● **Information**
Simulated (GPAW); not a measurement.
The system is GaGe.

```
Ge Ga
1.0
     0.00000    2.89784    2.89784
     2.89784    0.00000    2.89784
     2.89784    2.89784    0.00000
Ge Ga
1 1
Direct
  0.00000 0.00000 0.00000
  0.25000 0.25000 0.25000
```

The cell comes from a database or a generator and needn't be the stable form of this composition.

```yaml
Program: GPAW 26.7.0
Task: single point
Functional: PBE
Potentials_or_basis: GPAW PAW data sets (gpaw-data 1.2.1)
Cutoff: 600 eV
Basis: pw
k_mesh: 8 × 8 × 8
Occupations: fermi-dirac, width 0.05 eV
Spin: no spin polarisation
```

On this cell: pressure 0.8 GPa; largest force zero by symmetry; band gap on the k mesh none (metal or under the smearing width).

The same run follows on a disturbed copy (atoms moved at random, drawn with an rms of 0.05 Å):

● **Work task**
The whole listing, restated word for word, is the expected answer.

● **Your solution**
Simulated (GPAW); not a measurement.
The system is GaGe.

```
Ge Ga
1.0
     0.00000    2.89784    2.89784
     2.89784    0.00000    2.89784
     2.89784    2.89784    0.00000
Ge Ga
1 1
Direct
  0.00000 0.00000 0.00000
  0.25000 0.25000 0.25000
```

The cell comes from a database or a generator and needn't be the stable form of this composition.

```yaml
Program: GPAW 26.7.0
Task: single point
Functional: PBE
Potentials_or_basis: GPAW PAW data sets (gpaw-data 1.2.1)
Cutoff: 600 eV
Basis: pw
k_mesh: 8 × 8 × 8
Occupations: fermi-dirac, width 0.05 eV
Spin: no spin polarisation
```

On this cell: pressure 0.8 GPa; largest force zero by symmetry; band gap on the k mesh none (metal or under the smearing width).

The same run follows on a disturbed copy (atoms moved at random, drawn with an rms of 0.05 Å):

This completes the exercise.